Data to examine ->
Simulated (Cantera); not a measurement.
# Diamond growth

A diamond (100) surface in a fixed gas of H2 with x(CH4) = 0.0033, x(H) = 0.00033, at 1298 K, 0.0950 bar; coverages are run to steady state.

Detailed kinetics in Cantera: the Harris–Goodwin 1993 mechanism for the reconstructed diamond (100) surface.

Required action -> Restate the full material word for word.

Worked solution ->
Simulated (Cantera); not a measurement.
# Diamond growth

A diamond (100) surface in a fixed gas of H2 with x(CH4) = 0.0033, x(H) = 0.00033, at 1298 K, 0.0950 bar; coverages are run to steady state.

Detailed kinetics in Cantera: the Harris–Goodwin 1993 mechanism for the reconstructed diamond (100) surface.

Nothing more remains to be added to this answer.